Data provided:
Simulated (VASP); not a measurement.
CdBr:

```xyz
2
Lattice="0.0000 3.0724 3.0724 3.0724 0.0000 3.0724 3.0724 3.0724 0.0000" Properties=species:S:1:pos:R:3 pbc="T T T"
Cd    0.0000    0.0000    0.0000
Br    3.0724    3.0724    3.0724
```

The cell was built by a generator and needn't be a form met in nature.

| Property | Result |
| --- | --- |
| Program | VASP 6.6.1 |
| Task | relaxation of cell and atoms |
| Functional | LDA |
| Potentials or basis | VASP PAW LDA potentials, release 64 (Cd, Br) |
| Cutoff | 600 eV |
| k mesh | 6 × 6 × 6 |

Work task: Write each line above out exactly.

Exercise response:
Simulated (VASP); not a measurement.
CdBr:

```xyz
2
Lattice="0.0000 3.0724 3.0724 3.0724 0.0000 3.0724 3.0724 3.0724 0.0000" Properties=species:S:1:pos:R:3 pbc="T T T"
Cd    0.0000    0.0000    0.0000
Br    3.0724    3.0724    3.0724
```

The cell was built by a generator and needn't be a form met in nature.

| Property | Result |
| --- | --- |
| Program | VASP 6.6.1 |
| Task | relaxation of cell and atoms |
| Functional | LDA |
| Potentials or basis | VASP PAW LDA potentials, release 64 (Cd, Br) |
| Cutoff | 600 eV |
| k mesh | 6 × 6 × 6 |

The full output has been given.